==*==

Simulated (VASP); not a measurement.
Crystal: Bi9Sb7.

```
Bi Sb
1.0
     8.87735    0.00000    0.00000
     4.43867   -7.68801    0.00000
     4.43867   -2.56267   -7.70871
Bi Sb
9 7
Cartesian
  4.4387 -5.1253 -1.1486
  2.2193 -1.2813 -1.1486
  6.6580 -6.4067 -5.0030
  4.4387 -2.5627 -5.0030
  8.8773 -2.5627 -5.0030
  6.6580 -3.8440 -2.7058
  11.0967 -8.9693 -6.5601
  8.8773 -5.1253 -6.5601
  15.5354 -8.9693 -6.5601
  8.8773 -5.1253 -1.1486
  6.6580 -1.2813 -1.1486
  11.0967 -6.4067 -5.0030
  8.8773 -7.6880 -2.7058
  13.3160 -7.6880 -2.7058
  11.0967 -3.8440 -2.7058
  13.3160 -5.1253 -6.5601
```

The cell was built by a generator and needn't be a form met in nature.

==*==

_BRIEF_.
Please write out the records above once more, exactly and completely.

_WRITTEN REPLY_.
Simulated (VASP); not a measurement.
Crystal: Bi9Sb7.

```
Bi Sb
1.0
     8.87735    0.00000    0.00000
     4.43867   -7.68801    0.00000
     4.43867   -2.56267   -7.70871
Bi Sb
9 7
Cartesian
  4.4387 -5.1253 -1.1486
  2.2193 -1.2813 -1.1486
  6.6580 -6.4067 -5.0030
  4.4387 -2.5627 -5.0030
  8.8773 -2.5627 -5.0030
  6.6580 -3.8440 -2.7058
  11.0967 -8.9693 -6.5601
  8.8773 -5.1253 -6.5601
  15.5354 -8.9693 -6.5601
  8.8773 -5.1253 -1.1486
  6.6580 -1.2813 -1.1486
  11.0967 -6.4067 -5.0030
  8.8773 -7.6880 -2.7058
  13.3160 -7.6880 -2.7058
  11.0967 -3.8440 -2.7058
  13.3160 -5.1253 -6.5601
```

The cell was built by a generator and needn't be a form met in nature.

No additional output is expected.